## Required action
Copy out exactly the stretch of the listing below that begins at the line containing "Property | Result |" and ends at the line containing "mesh | 9 × 9 × 6 |", and copy nothing outside it.

## Given data
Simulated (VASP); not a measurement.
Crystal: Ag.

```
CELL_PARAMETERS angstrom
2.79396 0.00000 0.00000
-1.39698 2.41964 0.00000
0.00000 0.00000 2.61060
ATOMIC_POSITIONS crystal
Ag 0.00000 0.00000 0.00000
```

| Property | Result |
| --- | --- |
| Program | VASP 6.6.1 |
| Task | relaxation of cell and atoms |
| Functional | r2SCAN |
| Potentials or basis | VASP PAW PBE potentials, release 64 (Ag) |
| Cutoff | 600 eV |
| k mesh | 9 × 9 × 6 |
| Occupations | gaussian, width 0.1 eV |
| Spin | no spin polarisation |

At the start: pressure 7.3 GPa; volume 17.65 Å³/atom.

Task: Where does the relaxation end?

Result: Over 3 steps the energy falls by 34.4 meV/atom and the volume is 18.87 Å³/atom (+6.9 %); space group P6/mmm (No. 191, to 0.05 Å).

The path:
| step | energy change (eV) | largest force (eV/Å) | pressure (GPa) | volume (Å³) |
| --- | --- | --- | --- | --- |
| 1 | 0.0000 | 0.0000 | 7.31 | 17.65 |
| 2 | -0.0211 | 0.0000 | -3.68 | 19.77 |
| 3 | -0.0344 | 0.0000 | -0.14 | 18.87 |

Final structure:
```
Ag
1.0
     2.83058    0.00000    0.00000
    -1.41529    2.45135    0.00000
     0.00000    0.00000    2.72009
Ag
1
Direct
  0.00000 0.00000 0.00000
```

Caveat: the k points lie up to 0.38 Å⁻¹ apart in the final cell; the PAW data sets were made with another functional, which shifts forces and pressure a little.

## Response box
| Property | Result |
| --- | --- |
| Program | VASP 6.6.1 |
| Task | relaxation of cell and atoms |
| Functional | r2SCAN |
| Potentials or basis | VASP PAW PBE potentials, release 64 (Ag) |
| Cutoff | 600 eV |
| k mesh | 9 × 9 × 6 |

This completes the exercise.